● **WORK TASK**
What is needed here is an exact repetition of the records below, beginning at the line that has "Question: By hand: fit" and stopping after the line that has "Answer: n̄ = 1.333, ȳ".

● **ENTRIES PROVIDED**
--------

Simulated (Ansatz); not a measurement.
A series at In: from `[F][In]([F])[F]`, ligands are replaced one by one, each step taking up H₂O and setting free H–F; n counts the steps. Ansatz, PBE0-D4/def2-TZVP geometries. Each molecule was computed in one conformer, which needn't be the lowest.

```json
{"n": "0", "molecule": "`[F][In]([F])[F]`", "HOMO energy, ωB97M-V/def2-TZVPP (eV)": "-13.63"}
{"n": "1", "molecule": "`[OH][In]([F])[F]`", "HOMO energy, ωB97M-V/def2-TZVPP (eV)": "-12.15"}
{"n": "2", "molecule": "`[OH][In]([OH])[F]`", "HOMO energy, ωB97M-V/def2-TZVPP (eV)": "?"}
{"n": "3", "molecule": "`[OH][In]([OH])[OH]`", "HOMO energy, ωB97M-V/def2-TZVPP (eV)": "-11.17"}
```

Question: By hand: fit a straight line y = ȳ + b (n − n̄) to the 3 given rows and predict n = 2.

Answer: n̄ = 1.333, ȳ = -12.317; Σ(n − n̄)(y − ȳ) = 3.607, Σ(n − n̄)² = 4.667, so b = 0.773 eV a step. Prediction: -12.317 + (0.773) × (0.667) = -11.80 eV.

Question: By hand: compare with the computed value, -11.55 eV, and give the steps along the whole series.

--------

● **WRITTEN REPLY**
Question: By hand: fit a straight line y = ȳ + b (n − n̄) to the 3 given rows and predict n = 2.

Answer: n̄ = 1.333, ȳ = -12.317; Σ(n − n̄)(y − ȳ) = 3.607, Σ(n − n̄)² = 4.667, so b = 0.773 eV a step. Prediction: -12.317 + (0.773) × (0.667) = -11.80 eV.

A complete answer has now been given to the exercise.